→ Stored data:

########

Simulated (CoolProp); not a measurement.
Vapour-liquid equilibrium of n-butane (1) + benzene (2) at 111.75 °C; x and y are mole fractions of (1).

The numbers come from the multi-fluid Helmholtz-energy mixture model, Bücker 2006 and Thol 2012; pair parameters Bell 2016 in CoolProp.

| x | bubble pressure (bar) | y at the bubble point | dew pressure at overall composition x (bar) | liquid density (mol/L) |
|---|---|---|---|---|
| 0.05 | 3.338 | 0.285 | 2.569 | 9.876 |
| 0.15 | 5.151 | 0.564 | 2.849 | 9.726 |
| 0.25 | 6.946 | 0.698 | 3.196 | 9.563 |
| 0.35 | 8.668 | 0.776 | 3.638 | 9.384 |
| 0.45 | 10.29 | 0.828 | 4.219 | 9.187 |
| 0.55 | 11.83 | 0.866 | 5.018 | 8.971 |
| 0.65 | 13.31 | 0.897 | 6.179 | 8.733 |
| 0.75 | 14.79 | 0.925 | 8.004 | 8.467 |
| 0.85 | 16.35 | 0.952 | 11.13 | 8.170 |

########

→ Action item:
Going down from the first line of the entries above, restate each line word for word until the line holding "The numbers come" is done.

→ Answer box:
Simulated (CoolProp); not a measurement.
Vapour-liquid equilibrium of n-butane (1) + benzene (2) at 111.75 °C; x and y are mole fractions of (1).

The numbers come from the multi-fluid Helmholtz-energy mixture model, Bücker 2006 and Thol 2012; pair parameters Bell 2016 in CoolProp.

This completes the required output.